####

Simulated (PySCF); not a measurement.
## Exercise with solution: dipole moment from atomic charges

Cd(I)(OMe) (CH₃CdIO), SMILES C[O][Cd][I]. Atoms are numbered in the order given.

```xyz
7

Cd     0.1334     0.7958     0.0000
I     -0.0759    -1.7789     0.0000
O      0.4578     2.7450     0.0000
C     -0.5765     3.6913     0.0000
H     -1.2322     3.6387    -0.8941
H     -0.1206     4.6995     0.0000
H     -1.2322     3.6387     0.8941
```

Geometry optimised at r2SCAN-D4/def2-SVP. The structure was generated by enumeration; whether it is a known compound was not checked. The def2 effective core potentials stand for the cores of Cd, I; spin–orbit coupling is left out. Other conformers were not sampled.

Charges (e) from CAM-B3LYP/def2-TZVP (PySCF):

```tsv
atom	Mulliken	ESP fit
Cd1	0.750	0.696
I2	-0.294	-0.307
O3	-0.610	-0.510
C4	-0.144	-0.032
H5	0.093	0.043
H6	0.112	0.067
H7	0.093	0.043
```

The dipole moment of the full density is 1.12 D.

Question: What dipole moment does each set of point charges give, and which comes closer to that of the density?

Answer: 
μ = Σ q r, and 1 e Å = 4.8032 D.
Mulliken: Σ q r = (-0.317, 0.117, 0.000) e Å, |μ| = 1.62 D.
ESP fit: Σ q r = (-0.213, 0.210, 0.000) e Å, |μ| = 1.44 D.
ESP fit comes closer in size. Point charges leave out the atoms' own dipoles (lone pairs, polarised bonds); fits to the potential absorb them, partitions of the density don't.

####

Write out, exactly and with nothing else, the lines of the listing above from its first line through the line with "ESP fit: Σ q".

Simulated (PySCF); not a measurement.
## Exercise with solution: dipole moment from atomic charges

Cd(I)(OMe) (CH₃CdIO), SMILES C[O][Cd][I]. Atoms are numbered in the order given.

```xyz
7

Cd     0.1334     0.7958     0.0000
I     -0.0759    -1.7789     0.0000
O      0.4578     2.7450     0.0000
C     -0.5765     3.6913     0.0000
H     -1.2322     3.6387    -0.8941
H     -0.1206     4.6995     0.0000
H     -1.2322     3.6387     0.8941
```

Geometry optimised at r2SCAN-D4/def2-SVP. The structure was generated by enumeration; whether it is a known compound was not checked. The def2 effective core potentials stand for the cores of Cd, I; spin–orbit coupling is left out. Other conformers were not sampled.

Charges (e) from CAM-B3LYP/def2-TZVP (PySCF):

```tsv
atom	Mulliken	ESP fit
Cd1	0.750	0.696
I2	-0.294	-0.307
O3	-0.610	-0.510
C4	-0.144	-0.032
H5	0.093	0.043
H6	0.112	0.067
H7	0.093	0.043
```

The dipole moment of the full density is 1.12 D.

Question: What dipole moment does each set of point charges give, and which comes closer to that of the density?

Answer: 
μ = Σ q r, and 1 e Å = 4.8032 D.
Mulliken: Σ q r = (-0.317, 0.117, 0.000) e Å, |μ| = 1.62 D.
ESP fit: Σ q r = (-0.213, 0.210, 0.000) e Å, |μ| = 1.44 D.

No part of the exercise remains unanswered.